## Exercise:
Copy out the data in full, keeping each line exactly as it reads.

## Extracted data:
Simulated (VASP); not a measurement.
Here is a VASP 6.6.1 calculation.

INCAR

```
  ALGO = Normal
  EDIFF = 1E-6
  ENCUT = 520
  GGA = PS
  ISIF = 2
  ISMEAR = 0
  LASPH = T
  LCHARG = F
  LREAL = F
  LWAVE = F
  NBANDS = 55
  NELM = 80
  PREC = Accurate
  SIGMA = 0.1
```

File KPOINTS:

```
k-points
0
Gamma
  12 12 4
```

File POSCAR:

## Worked solution:
Simulated (VASP); not a measurement.
Here is a VASP 6.6.1 calculation.

INCAR

```
  ALGO = Normal
  EDIFF = 1E-6
  ENCUT = 520
  GGA = PS
  ISIF = 2
  ISMEAR = 0
  LASPH = T
  LCHARG = F
  LREAL = F
  LWAVE = F
  NBANDS = 55
  NELM = 80
  PREC = Accurate
  SIGMA = 0.1
```

File KPOINTS:

```
k-points
0
Gamma
  12 12 4
```

File POSCAR:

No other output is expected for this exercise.